* [ASSIGNED TASK]: The entire listing below is to be reproduced exactly.

━━━━
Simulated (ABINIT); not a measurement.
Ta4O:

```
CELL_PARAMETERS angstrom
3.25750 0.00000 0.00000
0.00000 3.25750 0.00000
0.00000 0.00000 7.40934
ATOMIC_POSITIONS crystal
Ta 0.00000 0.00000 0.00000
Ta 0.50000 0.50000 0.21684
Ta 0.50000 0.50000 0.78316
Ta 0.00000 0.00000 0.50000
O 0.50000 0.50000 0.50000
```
━━━━

* [RESULT]:
Simulated (ABINIT); not a measurement.
Ta4O:

```
CELL_PARAMETERS angstrom
3.25750 0.00000 0.00000
0.00000 3.25750 0.00000
0.00000 0.00000 7.40934
ATOMIC_POSITIONS crystal
Ta 0.00000 0.00000 0.00000
Ta 0.50000 0.50000 0.21684
Ta 0.50000 0.50000 0.78316
Ta 0.00000 0.00000 0.50000
O 0.50000 0.50000 0.50000
```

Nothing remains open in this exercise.